- [Work instruction]: Among the entries below, extract exactly the lines that run from the one with "Runs of VASP" through the one with "Caveats: spin-orbit coupling", both ends included.

#### Dataset entries

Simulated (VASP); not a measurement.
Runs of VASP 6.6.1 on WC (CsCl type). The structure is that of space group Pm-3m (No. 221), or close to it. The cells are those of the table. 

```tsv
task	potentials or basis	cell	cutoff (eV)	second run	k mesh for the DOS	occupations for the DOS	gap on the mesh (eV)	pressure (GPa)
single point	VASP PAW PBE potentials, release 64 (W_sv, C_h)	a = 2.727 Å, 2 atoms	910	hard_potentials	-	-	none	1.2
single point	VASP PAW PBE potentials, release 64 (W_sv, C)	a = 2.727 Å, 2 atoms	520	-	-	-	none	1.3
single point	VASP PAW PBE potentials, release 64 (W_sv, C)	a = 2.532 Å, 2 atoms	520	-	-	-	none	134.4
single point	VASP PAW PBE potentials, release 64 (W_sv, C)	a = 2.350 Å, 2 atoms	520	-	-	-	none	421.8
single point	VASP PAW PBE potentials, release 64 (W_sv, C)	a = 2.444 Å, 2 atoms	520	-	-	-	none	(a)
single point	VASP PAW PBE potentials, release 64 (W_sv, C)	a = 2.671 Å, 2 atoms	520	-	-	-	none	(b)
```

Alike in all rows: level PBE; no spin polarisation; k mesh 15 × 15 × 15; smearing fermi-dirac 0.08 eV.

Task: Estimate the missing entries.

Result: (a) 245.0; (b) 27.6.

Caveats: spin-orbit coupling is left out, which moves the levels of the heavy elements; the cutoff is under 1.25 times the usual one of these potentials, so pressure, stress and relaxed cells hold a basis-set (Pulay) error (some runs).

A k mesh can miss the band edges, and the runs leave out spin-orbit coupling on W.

########

- [Response area]:
Runs of VASP 6.6.1 on WC (CsCl type). The structure is that of space group Pm-3m (No. 221), or close to it. The cells are those of the table. 

```tsv
task	potentials or basis	cell	cutoff (eV)	second run	k mesh for the DOS	occupations for the DOS	gap on the mesh (eV)	pressure (GPa)
single point	VASP PAW PBE potentials, release 64 (W_sv, C_h)	a = 2.727 Å, 2 atoms	910	hard_potentials	-	-	none	1.2
single point	VASP PAW PBE potentials, release 64 (W_sv, C)	a = 2.727 Å, 2 atoms	520	-	-	-	none	1.3
single point	VASP PAW PBE potentials, release 64 (W_sv, C)	a = 2.532 Å, 2 atoms	520	-	-	-	none	134.4
single point	VASP PAW PBE potentials, release 64 (W_sv, C)	a = 2.350 Å, 2 atoms	520	-	-	-	none	421.8
single point	VASP PAW PBE potentials, release 64 (W_sv, C)	a = 2.444 Å, 2 atoms	520	-	-	-	none	(a)
single point	VASP PAW PBE potentials, release 64 (W_sv, C)	a = 2.671 Å, 2 atoms	520	-	-	-	none	(b)
```

Alike in all rows: level PBE; no spin polarisation; k mesh 15 × 15 × 15; smearing fermi-dirac 0.08 eV.

Task: Estimate the missing entries.

Result: (a) 245.0; (b) 27.6.

Caveats: spin-orbit coupling is left out, which moves the levels of the heavy elements; the cutoff is under 1.25 times the usual one of these potentials, so pressure, stress and relaxed cells hold a basis-set (Pulay) error (some runs).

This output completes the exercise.